— Assigned task —
Set down exactly the lines below, starting at the one that contains "Its results: band" and ending at the one that contains "B. potentials or", with both of those lines included and nothing else.

Stored data Block Start

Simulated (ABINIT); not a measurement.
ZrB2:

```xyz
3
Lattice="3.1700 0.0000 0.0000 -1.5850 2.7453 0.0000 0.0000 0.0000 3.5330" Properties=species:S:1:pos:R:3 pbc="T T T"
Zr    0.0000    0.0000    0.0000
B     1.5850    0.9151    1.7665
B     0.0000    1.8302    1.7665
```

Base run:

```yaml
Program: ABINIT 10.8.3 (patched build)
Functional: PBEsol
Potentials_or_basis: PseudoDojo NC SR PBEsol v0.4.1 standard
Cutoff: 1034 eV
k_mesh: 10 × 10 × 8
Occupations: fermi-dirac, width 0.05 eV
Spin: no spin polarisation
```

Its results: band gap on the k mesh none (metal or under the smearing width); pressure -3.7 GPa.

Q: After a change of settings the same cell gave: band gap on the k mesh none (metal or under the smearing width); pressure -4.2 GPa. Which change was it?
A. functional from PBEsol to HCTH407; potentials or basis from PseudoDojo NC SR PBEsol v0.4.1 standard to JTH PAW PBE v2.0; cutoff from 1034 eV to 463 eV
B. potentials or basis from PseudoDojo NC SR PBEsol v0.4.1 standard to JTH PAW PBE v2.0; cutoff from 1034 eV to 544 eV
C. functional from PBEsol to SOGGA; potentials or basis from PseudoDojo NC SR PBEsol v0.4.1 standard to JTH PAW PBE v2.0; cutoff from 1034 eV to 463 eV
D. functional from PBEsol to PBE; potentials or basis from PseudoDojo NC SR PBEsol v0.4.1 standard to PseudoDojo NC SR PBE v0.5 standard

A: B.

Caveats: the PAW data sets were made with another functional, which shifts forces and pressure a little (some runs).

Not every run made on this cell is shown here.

Stored data Block End

— Result —
Its results: band gap on the k mesh none (metal or under the smearing width); pressure -3.7 GPa.

Q: After a change of settings the same cell gave: band gap on the k mesh none (metal or under the smearing width); pressure -4.2 GPa. Which change was it?
A. functional from PBEsol to HCTH407; potentials or basis from PseudoDojo NC SR PBEsol v0.4.1 standard to JTH PAW PBE v2.0; cutoff from 1034 eV to 463 eV
B. potentials or basis from PseudoDojo NC SR PBEsol v0.4.1 standard to JTH PAW PBE v2.0; cutoff from 1034 eV to 544 eV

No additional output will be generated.